--*--

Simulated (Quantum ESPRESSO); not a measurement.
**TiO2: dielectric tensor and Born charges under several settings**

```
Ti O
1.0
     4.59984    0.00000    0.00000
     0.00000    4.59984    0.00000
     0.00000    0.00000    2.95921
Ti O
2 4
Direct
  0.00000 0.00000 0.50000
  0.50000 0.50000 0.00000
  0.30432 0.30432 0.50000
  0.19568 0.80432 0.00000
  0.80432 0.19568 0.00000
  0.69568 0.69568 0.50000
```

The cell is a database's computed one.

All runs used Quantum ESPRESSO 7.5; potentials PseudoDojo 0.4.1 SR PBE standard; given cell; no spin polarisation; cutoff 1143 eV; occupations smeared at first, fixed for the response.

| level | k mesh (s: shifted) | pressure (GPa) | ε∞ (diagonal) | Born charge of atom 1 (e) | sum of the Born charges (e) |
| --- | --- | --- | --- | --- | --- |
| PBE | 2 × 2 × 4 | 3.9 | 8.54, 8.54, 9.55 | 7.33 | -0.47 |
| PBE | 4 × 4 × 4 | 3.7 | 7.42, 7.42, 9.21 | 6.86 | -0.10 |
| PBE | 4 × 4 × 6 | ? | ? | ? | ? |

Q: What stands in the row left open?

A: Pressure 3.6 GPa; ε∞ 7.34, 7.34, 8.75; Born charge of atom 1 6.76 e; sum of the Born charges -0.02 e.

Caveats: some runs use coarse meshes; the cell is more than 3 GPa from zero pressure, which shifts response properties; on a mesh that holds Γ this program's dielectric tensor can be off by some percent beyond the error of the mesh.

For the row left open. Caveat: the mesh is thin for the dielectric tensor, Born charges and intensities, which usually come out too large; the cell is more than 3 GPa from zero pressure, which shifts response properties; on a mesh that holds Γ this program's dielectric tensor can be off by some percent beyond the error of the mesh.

--*--

• REQUIREMENT:
The response must repeat exactly the lines from the top of the material through the line containing "Caveats: some runs", both included, with no other output.

• SOLUTION:
Simulated (Quantum ESPRESSO); not a measurement.
**TiO2: dielectric tensor and Born charges under several settings**

```
Ti O
1.0
     4.59984    0.00000    0.00000
     0.00000    4.59984    0.00000
     0.00000    0.00000    2.95921
Ti O
2 4
Direct
  0.00000 0.00000 0.50000
  0.50000 0.50000 0.00000
  0.30432 0.30432 0.50000
  0.19568 0.80432 0.00000
  0.80432 0.19568 0.00000
  0.69568 0.69568 0.50000
```

The cell is a database's computed one.

All runs used Quantum ESPRESSO 7.5; potentials PseudoDojo 0.4.1 SR PBE standard; given cell; no spin polarisation; cutoff 1143 eV; occupations smeared at first, fixed for the response.

| level | k mesh (s: shifted) | pressure (GPa) | ε∞ (diagonal) | Born charge of atom 1 (e) | sum of the Born charges (e) |
| --- | --- | --- | --- | --- | --- |
| PBE | 2 × 2 × 4 | 3.9 | 8.54, 8.54, 9.55 | 7.33 | -0.47 |
| PBE | 4 × 4 × 4 | 3.7 | 7.42, 7.42, 9.21 | 6.86 | -0.10 |
| PBE | 4 × 4 × 6 | ? | ? | ? | ? |

Q: What stands in the row left open?

A: Pressure 3.6 GPa; ε∞ 7.34, 7.34, 8.75; Born charge of atom 1 6.76 e; sum of the Born charges -0.02 e.

Caveats: some runs use coarse meshes; the cell is more than 3 GPa from zero pressure, which shifts response properties; on a mesh that holds Γ this program's dielectric tensor can be off by some percent beyond the error of the mesh.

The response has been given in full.